> [Action item]:
The response should consist of the records that follow, repeated exactly.

> [Record extracts]:
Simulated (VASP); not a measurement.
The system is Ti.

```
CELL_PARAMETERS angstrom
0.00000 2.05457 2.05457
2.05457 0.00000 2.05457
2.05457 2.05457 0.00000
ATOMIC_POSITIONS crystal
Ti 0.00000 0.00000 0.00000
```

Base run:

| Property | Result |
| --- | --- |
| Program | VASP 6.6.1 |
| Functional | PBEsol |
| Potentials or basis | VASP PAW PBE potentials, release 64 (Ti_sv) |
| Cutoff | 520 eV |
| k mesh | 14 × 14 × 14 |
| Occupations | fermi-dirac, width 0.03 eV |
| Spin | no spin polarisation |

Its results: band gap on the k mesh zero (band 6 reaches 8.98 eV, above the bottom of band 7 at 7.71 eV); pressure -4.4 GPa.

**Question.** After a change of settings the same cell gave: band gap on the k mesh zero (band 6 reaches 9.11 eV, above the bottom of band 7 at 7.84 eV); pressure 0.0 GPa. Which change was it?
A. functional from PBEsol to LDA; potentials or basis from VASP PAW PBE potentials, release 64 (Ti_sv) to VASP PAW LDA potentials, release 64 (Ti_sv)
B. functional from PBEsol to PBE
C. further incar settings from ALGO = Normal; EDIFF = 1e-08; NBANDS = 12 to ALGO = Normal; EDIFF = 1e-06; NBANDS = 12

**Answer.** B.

> [Task response]:
Simulated (VASP); not a measurement.
The system is Ti.

```
CELL_PARAMETERS angstrom
0.00000 2.05457 2.05457
2.05457 0.00000 2.05457
2.05457 2.05457 0.00000
ATOMIC_POSITIONS crystal
Ti 0.00000 0.00000 0.00000
```

Base run:

| Property | Result |
| --- | --- |
| Program | VASP 6.6.1 |
| Functional | PBEsol |
| Potentials or basis | VASP PAW PBE potentials, release 64 (Ti_sv) |
| Cutoff | 520 eV |
| k mesh | 14 × 14 × 14 |
| Occupations | fermi-dirac, width 0.03 eV |
| Spin | no spin polarisation |

Its results: band gap on the k mesh zero (band 6 reaches 8.98 eV, above the bottom of band 7 at 7.71 eV); pressure -4.4 GPa.

**Question.** After a change of settings the same cell gave: band gap on the k mesh zero (band 6 reaches 9.11 eV, above the bottom of band 7 at 7.84 eV); pressure 0.0 GPa. Which change was it?
A. functional from PBEsol to LDA; potentials or basis from VASP PAW PBE potentials, release 64 (Ti_sv) to VASP PAW LDA potentials, release 64 (Ti_sv)
B. functional from PBEsol to PBE
C. further incar settings from ALGO = Normal; EDIFF = 1e-08; NBANDS = 12 to ALGO = Normal; EDIFF = 1e-06; NBANDS = 12

**Answer.** B.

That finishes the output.